Start of Block
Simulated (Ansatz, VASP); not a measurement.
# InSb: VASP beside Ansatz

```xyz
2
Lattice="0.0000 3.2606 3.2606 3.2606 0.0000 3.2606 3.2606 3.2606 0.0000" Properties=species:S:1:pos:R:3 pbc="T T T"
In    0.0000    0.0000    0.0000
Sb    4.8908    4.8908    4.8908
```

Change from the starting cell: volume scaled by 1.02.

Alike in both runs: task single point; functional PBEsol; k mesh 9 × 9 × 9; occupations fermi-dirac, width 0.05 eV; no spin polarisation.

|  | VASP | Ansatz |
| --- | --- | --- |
End of Block

■ **ACTIVITY**:
Write the complete data out, exactly as above.

■ **WRITTEN REPLY**:
Simulated (Ansatz, VASP); not a measurement.
# InSb: VASP beside Ansatz

```xyz
2
Lattice="0.0000 3.2606 3.2606 3.2606 0.0000 3.2606 3.2606 3.2606 0.0000" Properties=species:S:1:pos:R:3 pbc="T T T"
In    0.0000    0.0000    0.0000
Sb    4.8908    4.8908    4.8908
```

Change from the starting cell: volume scaled by 1.02.

Alike in both runs: task single point; functional PBEsol; k mesh 9 × 9 × 9; occupations fermi-dirac, width 0.05 eV; no spin polarisation.

|  | VASP | Ansatz |
| --- | --- | --- |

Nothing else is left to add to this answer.